Top of Dataset records
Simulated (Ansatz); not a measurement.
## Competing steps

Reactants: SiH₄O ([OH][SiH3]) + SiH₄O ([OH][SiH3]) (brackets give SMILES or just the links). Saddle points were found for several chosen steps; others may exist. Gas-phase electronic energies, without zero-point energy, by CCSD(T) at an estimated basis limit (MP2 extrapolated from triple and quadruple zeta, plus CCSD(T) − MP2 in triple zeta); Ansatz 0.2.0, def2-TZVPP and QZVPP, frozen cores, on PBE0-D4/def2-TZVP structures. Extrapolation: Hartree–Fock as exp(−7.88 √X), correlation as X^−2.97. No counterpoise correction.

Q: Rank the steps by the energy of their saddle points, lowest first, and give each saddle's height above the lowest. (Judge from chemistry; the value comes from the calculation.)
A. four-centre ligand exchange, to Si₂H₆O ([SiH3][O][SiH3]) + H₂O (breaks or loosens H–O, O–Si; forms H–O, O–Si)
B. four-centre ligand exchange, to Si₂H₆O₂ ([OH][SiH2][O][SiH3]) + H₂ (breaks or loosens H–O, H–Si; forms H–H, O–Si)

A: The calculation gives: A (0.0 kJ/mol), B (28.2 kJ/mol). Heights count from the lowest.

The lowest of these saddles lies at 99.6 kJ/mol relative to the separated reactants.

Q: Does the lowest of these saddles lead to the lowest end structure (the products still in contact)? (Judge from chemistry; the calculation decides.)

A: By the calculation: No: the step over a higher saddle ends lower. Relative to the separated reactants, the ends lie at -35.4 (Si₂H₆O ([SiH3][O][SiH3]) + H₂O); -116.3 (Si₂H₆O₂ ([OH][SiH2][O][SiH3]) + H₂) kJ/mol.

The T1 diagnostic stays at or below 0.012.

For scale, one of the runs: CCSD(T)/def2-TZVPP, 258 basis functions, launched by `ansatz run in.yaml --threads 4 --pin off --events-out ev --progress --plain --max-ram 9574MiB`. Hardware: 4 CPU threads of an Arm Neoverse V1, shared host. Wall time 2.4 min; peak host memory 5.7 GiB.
Bottom of Dataset records

Action item
All that should appear in the response is the run of lines from the first line of the entries through the line containing "A: By the calculation: No: the", copied exactly.

Result
Simulated (Ansatz); not a measurement.
## Competing steps

Reactants: SiH₄O ([OH][SiH3]) + SiH₄O ([OH][SiH3]) (brackets give SMILES or just the links). Saddle points were found for several chosen steps; others may exist. Gas-phase electronic energies, without zero-point energy, by CCSD(T) at an estimated basis limit (MP2 extrapolated from triple and quadruple zeta, plus CCSD(T) − MP2 in triple zeta); Ansatz 0.2.0, def2-TZVPP and QZVPP, frozen cores, on PBE0-D4/def2-TZVP structures. Extrapolation: Hartree–Fock as exp(−7.88 √X), correlation as X^−2.97. No counterpoise correction.

Q: Rank the steps by the energy of their saddle points, lowest first, and give each saddle's height above the lowest. (Judge from chemistry; the value comes from the calculation.)
A. four-centre ligand exchange, to Si₂H₆O ([SiH3][O][SiH3]) + H₂O (breaks or loosens H–O, O–Si; forms H–O, O–Si)
B. four-centre ligand exchange, to Si₂H₆O₂ ([OH][SiH2][O][SiH3]) + H₂ (breaks or loosens H–O, H–Si; forms H–H, O–Si)

A: The calculation gives: A (0.0 kJ/mol), B (28.2 kJ/mol). Heights count from the lowest.

The lowest of these saddles lies at 99.6 kJ/mol relative to the separated reactants.

Q: Does the lowest of these saddles lead to the lowest end structure (the products still in contact)? (Judge from chemistry; the calculation decides.)

A: By the calculation: No: the step over a higher saddle ends lower. Relative to the separated reactants, the ends lie at -35.4 (Si₂H₆O ([SiH3][O][SiH3]) + H₂O); -116.3 (Si₂H₆O₂ ([OH][SiH2][O][SiH3]) + H₂) kJ/mol.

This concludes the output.